* [Work task]: Beginning with the first line of the data below, set down each line exactly through the line that contains "So far: The".

* [Raw data]:
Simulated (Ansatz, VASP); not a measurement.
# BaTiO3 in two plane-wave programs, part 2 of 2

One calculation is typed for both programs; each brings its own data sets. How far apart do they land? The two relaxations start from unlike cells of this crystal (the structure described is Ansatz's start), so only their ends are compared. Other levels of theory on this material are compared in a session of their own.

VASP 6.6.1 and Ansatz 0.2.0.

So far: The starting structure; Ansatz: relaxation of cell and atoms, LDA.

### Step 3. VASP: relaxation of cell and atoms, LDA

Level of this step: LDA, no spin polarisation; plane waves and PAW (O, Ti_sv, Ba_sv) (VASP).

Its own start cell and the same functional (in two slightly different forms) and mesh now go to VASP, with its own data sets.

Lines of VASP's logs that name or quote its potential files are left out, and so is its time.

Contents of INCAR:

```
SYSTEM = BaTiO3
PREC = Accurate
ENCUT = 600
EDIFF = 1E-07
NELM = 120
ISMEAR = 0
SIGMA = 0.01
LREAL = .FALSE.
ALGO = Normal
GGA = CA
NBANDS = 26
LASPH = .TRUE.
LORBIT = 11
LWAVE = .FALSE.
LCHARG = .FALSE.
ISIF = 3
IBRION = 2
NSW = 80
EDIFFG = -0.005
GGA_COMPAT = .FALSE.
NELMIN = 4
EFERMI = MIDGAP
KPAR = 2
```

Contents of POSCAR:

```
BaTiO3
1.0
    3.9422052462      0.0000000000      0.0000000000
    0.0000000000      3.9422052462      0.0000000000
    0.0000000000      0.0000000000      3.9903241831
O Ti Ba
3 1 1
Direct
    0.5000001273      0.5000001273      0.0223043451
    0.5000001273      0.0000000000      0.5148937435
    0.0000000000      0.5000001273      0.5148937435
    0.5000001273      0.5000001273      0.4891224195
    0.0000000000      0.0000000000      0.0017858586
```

* [Solution]:
Simulated (Ansatz, VASP); not a measurement.
# BaTiO3 in two plane-wave programs, part 2 of 2

One calculation is typed for both programs; each brings its own data sets. How far apart do they land? The two relaxations start from unlike cells of this crystal (the structure described is Ansatz's start), so only their ends are compared. Other levels of theory on this material are compared in a session of their own.

VASP 6.6.1 and Ansatz 0.2.0.

So far: The starting structure; Ansatz: relaxation of cell and atoms, LDA.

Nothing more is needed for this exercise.